- - -

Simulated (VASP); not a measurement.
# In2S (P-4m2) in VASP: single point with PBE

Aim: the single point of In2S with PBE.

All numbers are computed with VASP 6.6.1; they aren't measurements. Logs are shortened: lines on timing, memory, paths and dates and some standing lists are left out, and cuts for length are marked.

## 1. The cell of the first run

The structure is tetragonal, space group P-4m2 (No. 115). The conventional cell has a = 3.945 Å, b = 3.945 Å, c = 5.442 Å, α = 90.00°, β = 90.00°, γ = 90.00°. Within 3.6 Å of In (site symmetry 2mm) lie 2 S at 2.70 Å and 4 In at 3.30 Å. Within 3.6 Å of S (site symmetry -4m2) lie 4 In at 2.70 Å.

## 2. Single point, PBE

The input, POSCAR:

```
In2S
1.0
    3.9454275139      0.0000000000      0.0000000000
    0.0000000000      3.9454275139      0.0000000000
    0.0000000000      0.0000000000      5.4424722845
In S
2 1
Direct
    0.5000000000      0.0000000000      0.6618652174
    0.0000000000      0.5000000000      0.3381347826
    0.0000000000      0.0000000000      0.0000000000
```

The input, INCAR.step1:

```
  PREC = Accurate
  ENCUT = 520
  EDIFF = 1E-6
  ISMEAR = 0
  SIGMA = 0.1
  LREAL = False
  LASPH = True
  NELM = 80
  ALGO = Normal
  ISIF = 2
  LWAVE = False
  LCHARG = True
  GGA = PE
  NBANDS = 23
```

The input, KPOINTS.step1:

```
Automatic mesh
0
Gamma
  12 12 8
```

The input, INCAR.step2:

- - -

### BRIEF
Looking back over the data above, restate word for word the lines that begin at the line with "# In2S (P-4m2) in VASP: single point with PBE" and end at the line with "## 1. The cell of the first run", inclusive.

### YOUR SOLUTION
# In2S (P-4m2) in VASP: single point with PBE

Aim: the single point of In2S with PBE.

All numbers are computed with VASP 6.6.1; they aren't measurements. Logs are shortened: lines on timing, memory, paths and dates and some standing lists are left out, and cuts for length are marked.

## 1. The cell of the first run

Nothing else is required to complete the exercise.